* Activity
Could every line of the data be printed exactly as it reads?

* Dataset entries
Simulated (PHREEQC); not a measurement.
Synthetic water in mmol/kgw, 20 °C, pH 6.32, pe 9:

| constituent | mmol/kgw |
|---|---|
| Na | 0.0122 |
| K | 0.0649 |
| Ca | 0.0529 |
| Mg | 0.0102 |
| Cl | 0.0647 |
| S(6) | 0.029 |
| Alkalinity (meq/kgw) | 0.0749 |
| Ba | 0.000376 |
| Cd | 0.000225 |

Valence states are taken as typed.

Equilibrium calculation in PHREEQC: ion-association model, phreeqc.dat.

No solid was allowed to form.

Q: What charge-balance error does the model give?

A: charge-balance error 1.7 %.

* Task solution
Simulated (PHREEQC); not a measurement.
Synthetic water in mmol/kgw, 20 °C, pH 6.32, pe 9:

| constituent | mmol/kgw |
|---|---|
| Na | 0.0122 |
| K | 0.0649 |
| Ca | 0.0529 |
| Mg | 0.0102 |
| Cl | 0.0647 |
| S(6) | 0.029 |
| Alkalinity (meq/kgw) | 0.0749 |
| Ba | 0.000376 |
| Cd | 0.000225 |

Valence states are taken as typed.

Equilibrium calculation in PHREEQC: ion-association model, phreeqc.dat.

No solid was allowed to form.

Q: What charge-balance error does the model give?

A: charge-balance error 1.7 %.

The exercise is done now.